-------- RECORDS PROVIDED --------

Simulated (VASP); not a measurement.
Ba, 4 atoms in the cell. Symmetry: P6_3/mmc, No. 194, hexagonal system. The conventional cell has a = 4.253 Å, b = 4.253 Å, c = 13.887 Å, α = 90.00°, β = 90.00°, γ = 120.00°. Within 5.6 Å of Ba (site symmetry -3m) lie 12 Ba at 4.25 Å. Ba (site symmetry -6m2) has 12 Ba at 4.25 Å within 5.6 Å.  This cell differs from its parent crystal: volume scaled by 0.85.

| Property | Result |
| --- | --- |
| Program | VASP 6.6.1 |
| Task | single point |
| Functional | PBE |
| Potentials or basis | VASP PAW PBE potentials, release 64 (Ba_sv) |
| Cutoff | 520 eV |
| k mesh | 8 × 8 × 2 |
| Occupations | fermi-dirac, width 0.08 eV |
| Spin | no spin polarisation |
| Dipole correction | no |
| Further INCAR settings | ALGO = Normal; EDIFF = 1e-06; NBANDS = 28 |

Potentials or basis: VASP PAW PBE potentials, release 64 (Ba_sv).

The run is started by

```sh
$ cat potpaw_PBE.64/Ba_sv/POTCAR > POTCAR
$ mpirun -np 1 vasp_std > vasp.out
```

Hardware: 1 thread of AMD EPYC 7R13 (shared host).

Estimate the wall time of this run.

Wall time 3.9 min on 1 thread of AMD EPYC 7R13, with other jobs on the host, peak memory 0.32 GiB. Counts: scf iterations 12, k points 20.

--------

■ REQUIRED ACTION: Here the job is to output the lines from the start of the material through the line with "Estimate the wall time of this run.", inclusive, exactly and with nothing else.

■ TASK RESULT:
Simulated (VASP); not a measurement.
Ba, 4 atoms in the cell. Symmetry: P6_3/mmc, No. 194, hexagonal system. The conventional cell has a = 4.253 Å, b = 4.253 Å, c = 13.887 Å, α = 90.00°, β = 90.00°, γ = 120.00°. Within 5.6 Å of Ba (site symmetry -3m) lie 12 Ba at 4.25 Å. Ba (site symmetry -6m2) has 12 Ba at 4.25 Å within 5.6 Å.  This cell differs from its parent crystal: volume scaled by 0.85.

| Property | Result |
| --- | --- |
| Program | VASP 6.6.1 |
| Task | single point |
| Functional | PBE |
| Potentials or basis | VASP PAW PBE potentials, release 64 (Ba_sv) |
| Cutoff | 520 eV |
| k mesh | 8 × 8 × 2 |
| Occupations | fermi-dirac, width 0.08 eV |
| Spin | no spin polarisation |
| Dipole correction | no |
| Further INCAR settings | ALGO = Normal; EDIFF = 1e-06; NBANDS = 28 |

Potentials or basis: VASP PAW PBE potentials, release 64 (Ba_sv).

The run is started by

```sh
$ cat potpaw_PBE.64/Ba_sv/POTCAR > POTCAR
$ mpirun -np 1 vasp_std > vasp.out
```

Hardware: 1 thread of AMD EPYC 7R13 (shared host).

Estimate the wall time of this run.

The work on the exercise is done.